((

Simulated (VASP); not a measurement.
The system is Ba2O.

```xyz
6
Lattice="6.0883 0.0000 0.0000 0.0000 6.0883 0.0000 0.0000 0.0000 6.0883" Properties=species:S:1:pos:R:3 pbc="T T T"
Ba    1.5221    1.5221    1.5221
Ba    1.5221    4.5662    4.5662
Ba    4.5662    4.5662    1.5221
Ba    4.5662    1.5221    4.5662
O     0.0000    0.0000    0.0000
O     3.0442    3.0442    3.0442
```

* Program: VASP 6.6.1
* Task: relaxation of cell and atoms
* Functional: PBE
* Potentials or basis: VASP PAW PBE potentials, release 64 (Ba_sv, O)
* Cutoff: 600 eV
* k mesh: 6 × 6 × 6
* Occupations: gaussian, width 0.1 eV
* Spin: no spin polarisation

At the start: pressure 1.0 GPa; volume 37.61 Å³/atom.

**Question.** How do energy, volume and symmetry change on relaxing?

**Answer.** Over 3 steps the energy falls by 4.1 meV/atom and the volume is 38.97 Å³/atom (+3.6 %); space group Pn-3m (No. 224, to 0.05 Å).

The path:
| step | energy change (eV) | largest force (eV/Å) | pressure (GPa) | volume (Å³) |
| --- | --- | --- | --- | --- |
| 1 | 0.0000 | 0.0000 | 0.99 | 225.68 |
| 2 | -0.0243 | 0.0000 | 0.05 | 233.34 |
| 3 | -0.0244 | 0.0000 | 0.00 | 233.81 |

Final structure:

))

§ **WORK ORDER**
Please transcribe each entry exactly, keeping every word as it is.

§ **WRITTEN SOLUTION**
Simulated (VASP); not a measurement.
The system is Ba2O.

```xyz
6
Lattice="6.0883 0.0000 0.0000 0.0000 6.0883 0.0000 0.0000 0.0000 6.0883" Properties=species:S:1:pos:R:3 pbc="T T T"
Ba    1.5221    1.5221    1.5221
Ba    1.5221    4.5662    4.5662
Ba    4.5662    4.5662    1.5221
Ba    4.5662    1.5221    4.5662
O     0.0000    0.0000    0.0000
O     3.0442    3.0442    3.0442
```

* Program: VASP 6.6.1
* Task: relaxation of cell and atoms
* Functional: PBE
* Potentials or basis: VASP PAW PBE potentials, release 64 (Ba_sv, O)
* Cutoff: 600 eV
* k mesh: 6 × 6 × 6
* Occupations: gaussian, width 0.1 eV
* Spin: no spin polarisation

At the start: pressure 1.0 GPa; volume 37.61 Å³/atom.

**Question.** How do energy, volume and symmetry change on relaxing?

**Answer.** Over 3 steps the energy falls by 4.1 meV/atom and the volume is 38.97 Å³/atom (+3.6 %); space group Pn-3m (No. 224, to 0.05 Å).

The path:
| step | energy change (eV) | largest force (eV/Å) | pressure (GPa) | volume (Å³) |
| --- | --- | --- | --- | --- |
| 1 | 0.0000 | 0.0000 | 0.99 | 225.68 |
| 2 | -0.0243 | 0.0000 | 0.05 | 233.34 |
| 3 | -0.0244 | 0.0000 | 0.00 | 233.81 |

Final structure:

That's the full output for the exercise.